-=-=-

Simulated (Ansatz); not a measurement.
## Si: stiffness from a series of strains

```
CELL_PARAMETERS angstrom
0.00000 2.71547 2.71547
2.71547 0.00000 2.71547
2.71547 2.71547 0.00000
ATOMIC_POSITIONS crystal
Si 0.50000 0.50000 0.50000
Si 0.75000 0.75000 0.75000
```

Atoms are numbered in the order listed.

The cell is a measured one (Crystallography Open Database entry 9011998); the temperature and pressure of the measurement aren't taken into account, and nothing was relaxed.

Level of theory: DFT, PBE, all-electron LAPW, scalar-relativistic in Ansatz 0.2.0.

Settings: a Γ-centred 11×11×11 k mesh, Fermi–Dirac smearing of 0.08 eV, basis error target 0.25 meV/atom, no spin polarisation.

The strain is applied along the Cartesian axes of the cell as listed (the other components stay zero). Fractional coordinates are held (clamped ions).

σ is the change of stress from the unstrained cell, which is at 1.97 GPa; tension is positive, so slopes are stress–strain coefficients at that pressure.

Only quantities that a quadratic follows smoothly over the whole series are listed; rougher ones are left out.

-=-=-

Assigned task: Please output the exact lines of the records above, beginning with the first and stopping after the line that holds "σ is the change", and nothing else.

Written reply:
Simulated (Ansatz); not a measurement.
## Si: stiffness from a series of strains

```
CELL_PARAMETERS angstrom
0.00000 2.71547 2.71547
2.71547 0.00000 2.71547
2.71547 2.71547 0.00000
ATOMIC_POSITIONS crystal
Si 0.50000 0.50000 0.50000
Si 0.75000 0.75000 0.75000
```

Atoms are numbered in the order listed.

The cell is a measured one (Crystallography Open Database entry 9011998); the temperature and pressure of the measurement aren't taken into account, and nothing was relaxed.

Level of theory: DFT, PBE, all-electron LAPW, scalar-relativistic in Ansatz 0.2.0.

Settings: a Γ-centred 11×11×11 k mesh, Fermi–Dirac smearing of 0.08 eV, basis error target 0.25 meV/atom, no spin polarisation.

The strain is applied along the Cartesian axes of the cell as listed (the other components stay zero). Fractional coordinates are held (clamped ions).

σ is the change of stress from the unstrained cell, which is at 1.97 GPa; tension is positive, so slopes are stress–strain coefficients at that pressure.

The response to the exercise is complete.